§ EXERCISE:
Lift out, unaltered, the lines of the material below between the line holding "Task: What belongs" and the line holding "- F3, ESP fit: -0.44", counting both.

*** Opening of DATA PROVIDED ***
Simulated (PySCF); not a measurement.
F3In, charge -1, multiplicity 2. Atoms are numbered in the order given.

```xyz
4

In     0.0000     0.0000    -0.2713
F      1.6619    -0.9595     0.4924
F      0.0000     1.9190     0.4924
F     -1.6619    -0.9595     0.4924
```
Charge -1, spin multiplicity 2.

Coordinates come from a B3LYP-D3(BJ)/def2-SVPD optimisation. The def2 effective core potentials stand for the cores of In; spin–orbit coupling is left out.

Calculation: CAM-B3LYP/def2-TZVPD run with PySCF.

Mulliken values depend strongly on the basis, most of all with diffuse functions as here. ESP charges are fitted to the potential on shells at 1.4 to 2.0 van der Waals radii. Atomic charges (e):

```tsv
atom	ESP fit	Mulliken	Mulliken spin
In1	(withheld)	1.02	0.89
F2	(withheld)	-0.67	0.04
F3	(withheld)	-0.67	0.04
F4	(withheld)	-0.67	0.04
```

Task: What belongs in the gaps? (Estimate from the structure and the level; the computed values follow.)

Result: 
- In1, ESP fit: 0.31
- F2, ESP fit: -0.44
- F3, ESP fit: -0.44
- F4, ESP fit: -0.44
*** Close of DATA PROVIDED ***

§ SOLUTION:
Task: What belongs in the gaps? (Estimate from the structure and the level; the computed values follow.)

Result: 
- In1, ESP fit: 0.31
- F2, ESP fit: -0.44
- F3, ESP fit: -0.44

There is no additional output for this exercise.